Dataset entries Start Marker

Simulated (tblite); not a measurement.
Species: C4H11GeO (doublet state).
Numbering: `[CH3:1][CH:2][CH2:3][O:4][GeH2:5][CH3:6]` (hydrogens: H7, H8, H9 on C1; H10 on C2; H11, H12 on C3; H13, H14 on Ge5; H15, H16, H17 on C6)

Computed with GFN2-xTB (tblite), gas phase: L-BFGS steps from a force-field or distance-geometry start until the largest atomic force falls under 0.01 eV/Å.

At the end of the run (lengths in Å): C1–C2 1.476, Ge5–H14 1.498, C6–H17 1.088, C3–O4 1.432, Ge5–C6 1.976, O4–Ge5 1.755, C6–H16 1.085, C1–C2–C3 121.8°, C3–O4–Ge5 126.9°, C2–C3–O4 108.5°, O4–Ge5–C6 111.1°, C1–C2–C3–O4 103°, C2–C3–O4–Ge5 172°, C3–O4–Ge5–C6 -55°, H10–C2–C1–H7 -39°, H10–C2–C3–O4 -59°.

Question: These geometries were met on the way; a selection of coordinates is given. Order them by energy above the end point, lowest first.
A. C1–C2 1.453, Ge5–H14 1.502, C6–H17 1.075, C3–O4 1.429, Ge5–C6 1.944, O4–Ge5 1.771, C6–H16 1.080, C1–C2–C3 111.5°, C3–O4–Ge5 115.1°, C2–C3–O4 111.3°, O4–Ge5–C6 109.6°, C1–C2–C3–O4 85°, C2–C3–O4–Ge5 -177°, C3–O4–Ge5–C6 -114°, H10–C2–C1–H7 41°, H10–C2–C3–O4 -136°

Dataset entries End Marker

Within the material above, output exactly the lines from the one with "Computed with GFN2-xTB" through the one with "Question: These geometries", end lines included, and nothing besides.

Computed with GFN2-xTB (tblite), gas phase: L-BFGS steps from a force-field or distance-geometry start until the largest atomic force falls under 0.01 eV/Å.

At the end of the run (lengths in Å): C1–C2 1.476, Ge5–H14 1.498, C6–H17 1.088, C3–O4 1.432, Ge5–C6 1.976, O4–Ge5 1.755, C6–H16 1.085, C1–C2–C3 121.8°, C3–O4–Ge5 126.9°, C2–C3–O4 108.5°, O4–Ge5–C6 111.1°, C1–C2–C3–O4 103°, C2–C3–O4–Ge5 172°, C3–O4–Ge5–C6 -55°, H10–C2–C1–H7 -39°, H10–C2–C3–O4 -59°.

Question: These geometries were met on the way; a selection of coordinates is given. Order them by energy above the end point, lowest first.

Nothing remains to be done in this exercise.